▶ **WORK REQUEST**:
Below are entries to return in full. Keep each one exact.

▶ **INFORMATION SUPPLIED**:
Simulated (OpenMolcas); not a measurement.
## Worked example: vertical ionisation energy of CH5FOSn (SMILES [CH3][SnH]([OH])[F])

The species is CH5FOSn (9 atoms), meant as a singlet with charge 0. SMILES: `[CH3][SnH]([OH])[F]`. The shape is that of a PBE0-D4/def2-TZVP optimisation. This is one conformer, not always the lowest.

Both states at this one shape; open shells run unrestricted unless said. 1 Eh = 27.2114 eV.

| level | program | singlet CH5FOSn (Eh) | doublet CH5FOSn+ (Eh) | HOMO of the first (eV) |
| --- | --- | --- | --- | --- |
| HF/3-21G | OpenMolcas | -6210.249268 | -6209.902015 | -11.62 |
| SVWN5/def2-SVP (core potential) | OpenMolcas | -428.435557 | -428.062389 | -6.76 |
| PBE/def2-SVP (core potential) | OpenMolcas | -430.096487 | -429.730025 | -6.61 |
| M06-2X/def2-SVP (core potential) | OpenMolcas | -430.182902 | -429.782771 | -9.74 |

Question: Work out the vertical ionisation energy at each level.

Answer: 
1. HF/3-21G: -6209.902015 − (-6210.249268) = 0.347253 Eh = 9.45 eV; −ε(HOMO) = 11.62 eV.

▶ **RESPONSE AREA**:
Simulated (OpenMolcas); not a measurement.
## Worked example: vertical ionisation energy of CH5FOSn (SMILES [CH3][SnH]([OH])[F])

The species is CH5FOSn (9 atoms), meant as a singlet with charge 0. SMILES: `[CH3][SnH]([OH])[F]`. The shape is that of a PBE0-D4/def2-TZVP optimisation. This is one conformer, not always the lowest.

Both states at this one shape; open shells run unrestricted unless said. 1 Eh = 27.2114 eV.

| level | program | singlet CH5FOSn (Eh) | doublet CH5FOSn+ (Eh) | HOMO of the first (eV) |
| --- | --- | --- | --- | --- |
| HF/3-21G | OpenMolcas | -6210.249268 | -6209.902015 | -11.62 |
| SVWN5/def2-SVP (core potential) | OpenMolcas | -428.435557 | -428.062389 | -6.76 |
| PBE/def2-SVP (core potential) | OpenMolcas | -430.096487 | -429.730025 | -6.61 |
| M06-2X/def2-SVP (core potential) | OpenMolcas | -430.182902 | -429.782771 | -9.74 |

Question: Work out the vertical ionisation energy at each level.

Answer: 
1. HF/3-21G: -6209.902015 − (-6210.249268) = 0.347253 Eh = 9.45 eV; −ε(HOMO) = 11.62 eV.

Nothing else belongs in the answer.